::::::::::

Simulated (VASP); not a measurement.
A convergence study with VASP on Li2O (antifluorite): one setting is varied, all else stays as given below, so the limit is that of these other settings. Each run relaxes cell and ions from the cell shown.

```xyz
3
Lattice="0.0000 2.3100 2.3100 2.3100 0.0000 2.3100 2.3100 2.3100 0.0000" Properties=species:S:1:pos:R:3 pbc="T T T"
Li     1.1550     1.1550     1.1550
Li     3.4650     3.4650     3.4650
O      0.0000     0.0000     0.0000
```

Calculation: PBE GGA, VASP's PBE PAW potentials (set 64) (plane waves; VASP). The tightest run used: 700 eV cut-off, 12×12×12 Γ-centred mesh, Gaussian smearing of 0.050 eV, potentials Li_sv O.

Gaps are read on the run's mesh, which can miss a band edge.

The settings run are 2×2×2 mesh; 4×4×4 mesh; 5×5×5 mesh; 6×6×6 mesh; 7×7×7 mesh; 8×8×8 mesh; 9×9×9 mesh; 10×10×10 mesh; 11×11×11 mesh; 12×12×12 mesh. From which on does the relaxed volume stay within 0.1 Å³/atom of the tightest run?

::::::::::

**Assigned task**
Output each line exactly, from the first line of the data down to the line that contains "Gaps are read", both included.

**Response area**
Simulated (VASP); not a measurement.
A convergence study with VASP on Li2O (antifluorite): one setting is varied, all else stays as given below, so the limit is that of these other settings. Each run relaxes cell and ions from the cell shown.

```xyz
3
Lattice="0.0000 2.3100 2.3100 2.3100 0.0000 2.3100 2.3100 2.3100 0.0000" Properties=species:S:1:pos:R:3 pbc="T T T"
Li     1.1550     1.1550     1.1550
Li     3.4650     3.4650     3.4650
O      0.0000     0.0000     0.0000
```

Calculation: PBE GGA, VASP's PBE PAW potentials (set 64) (plane waves; VASP). The tightest run used: 700 eV cut-off, 12×12×12 Γ-centred mesh, Gaussian smearing of 0.050 eV, potentials Li_sv O.

Gaps are read on the run's mesh, which can miss a band edge.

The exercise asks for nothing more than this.